━━━━━ Dataset content
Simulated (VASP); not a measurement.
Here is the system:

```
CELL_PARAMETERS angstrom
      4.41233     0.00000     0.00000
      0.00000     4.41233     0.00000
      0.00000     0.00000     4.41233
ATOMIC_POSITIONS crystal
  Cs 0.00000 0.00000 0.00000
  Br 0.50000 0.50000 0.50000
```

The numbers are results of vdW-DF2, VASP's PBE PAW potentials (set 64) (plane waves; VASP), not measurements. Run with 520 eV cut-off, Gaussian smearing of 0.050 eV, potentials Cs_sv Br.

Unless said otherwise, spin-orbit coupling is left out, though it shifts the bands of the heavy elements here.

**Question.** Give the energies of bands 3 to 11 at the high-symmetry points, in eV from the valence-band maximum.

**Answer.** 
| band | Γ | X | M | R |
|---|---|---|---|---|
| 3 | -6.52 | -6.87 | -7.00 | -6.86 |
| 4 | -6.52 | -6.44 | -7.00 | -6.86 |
━━━━━━━━━━

### Exercise:
With no line omitted, copy all the data exactly.

### Response area:
Simulated (VASP); not a measurement.
Here is the system:

```
CELL_PARAMETERS angstrom
      4.41233     0.00000     0.00000
      0.00000     4.41233     0.00000
      0.00000     0.00000     4.41233
ATOMIC_POSITIONS crystal
  Cs 0.00000 0.00000 0.00000
  Br 0.50000 0.50000 0.50000
```

The numbers are results of vdW-DF2, VASP's PBE PAW potentials (set 64) (plane waves; VASP), not measurements. Run with 520 eV cut-off, Gaussian smearing of 0.050 eV, potentials Cs_sv Br.

Unless said otherwise, spin-orbit coupling is left out, though it shifts the bands of the heavy elements here.

**Question.** Give the energies of bands 3 to 11 at the high-symmetry points, in eV from the valence-band maximum.

**Answer.** 
| band | Γ | X | M | R |
|---|---|---|---|---|
| 3 | -6.52 | -6.87 | -7.00 | -6.86 |
| 4 | -6.52 | -6.44 | -7.00 | -6.86 |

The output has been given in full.